Work task: Print nothing but the lines below starting at the line that holds "Part 1: Excited states" and ending at the line that holds "Method: PBE/def2-SVP; geometry: GFN2-xTB;", including both, each exactly as written.

======

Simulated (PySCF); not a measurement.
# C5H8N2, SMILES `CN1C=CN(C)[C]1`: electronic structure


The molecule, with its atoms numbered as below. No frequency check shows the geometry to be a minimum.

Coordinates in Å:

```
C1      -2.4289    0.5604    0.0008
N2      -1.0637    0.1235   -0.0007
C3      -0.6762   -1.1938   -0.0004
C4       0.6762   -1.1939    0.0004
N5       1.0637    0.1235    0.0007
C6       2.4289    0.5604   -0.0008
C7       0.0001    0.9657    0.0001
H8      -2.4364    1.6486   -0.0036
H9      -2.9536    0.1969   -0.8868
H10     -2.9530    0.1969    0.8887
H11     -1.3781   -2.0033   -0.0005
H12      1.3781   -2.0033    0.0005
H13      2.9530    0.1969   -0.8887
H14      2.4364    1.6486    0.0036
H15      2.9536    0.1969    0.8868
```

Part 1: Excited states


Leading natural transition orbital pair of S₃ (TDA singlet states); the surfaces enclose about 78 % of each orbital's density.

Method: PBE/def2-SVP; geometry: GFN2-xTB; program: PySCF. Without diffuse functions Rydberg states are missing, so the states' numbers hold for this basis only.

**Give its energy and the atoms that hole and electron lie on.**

======

Exercise result:
Part 1: Excited states


Leading natural transition orbital pair of S₃ (TDA singlet states); the surfaces enclose about 78 % of each orbital's density.

Method: PBE/def2-SVP; geometry: GFN2-xTB; program: PySCF. Without diffuse functions Rydberg states are missing, so the states' numbers hold for this basis only.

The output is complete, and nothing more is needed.